SUPPLIED DATA:
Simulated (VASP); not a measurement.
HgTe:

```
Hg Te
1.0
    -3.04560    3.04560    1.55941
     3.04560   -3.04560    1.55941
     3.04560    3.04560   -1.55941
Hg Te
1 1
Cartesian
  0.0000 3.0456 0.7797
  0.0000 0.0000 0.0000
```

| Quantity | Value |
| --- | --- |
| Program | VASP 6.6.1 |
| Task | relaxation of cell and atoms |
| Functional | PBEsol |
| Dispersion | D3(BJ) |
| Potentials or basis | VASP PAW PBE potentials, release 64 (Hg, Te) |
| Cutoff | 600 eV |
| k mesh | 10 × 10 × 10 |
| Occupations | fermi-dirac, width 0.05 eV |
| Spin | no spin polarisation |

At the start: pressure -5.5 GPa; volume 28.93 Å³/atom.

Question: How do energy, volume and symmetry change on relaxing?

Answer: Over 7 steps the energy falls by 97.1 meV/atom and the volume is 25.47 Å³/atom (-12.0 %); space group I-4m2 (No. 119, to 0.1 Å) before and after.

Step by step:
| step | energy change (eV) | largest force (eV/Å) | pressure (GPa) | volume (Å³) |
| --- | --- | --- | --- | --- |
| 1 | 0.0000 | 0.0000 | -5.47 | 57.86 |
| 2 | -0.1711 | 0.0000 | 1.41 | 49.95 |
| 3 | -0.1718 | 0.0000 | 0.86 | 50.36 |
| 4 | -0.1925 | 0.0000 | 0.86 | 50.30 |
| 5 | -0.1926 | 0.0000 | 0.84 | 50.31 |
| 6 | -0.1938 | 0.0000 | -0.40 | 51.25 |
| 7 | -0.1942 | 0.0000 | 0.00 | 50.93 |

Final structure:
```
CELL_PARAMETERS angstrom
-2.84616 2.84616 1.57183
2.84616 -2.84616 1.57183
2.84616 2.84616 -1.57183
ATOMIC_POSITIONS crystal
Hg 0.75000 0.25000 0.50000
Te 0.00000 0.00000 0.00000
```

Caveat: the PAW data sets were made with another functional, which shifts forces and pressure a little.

WORK TASK:
What is needed is an exact copy of the lines above, from the one containing "64 (Hg, Te) |" through the one containing "At the start: pressure", with nothing added.

EXERCISE RESPONSE:
| Potentials or basis | VASP PAW PBE potentials, release 64 (Hg, Te) |
| Cutoff | 600 eV |
| k mesh | 10 × 10 × 10 |
| Occupations | fermi-dirac, width 0.05 eV |
| Spin | no spin polarisation |

At the start: pressure -5.5 GPa; volume 28.93 Å³/atom.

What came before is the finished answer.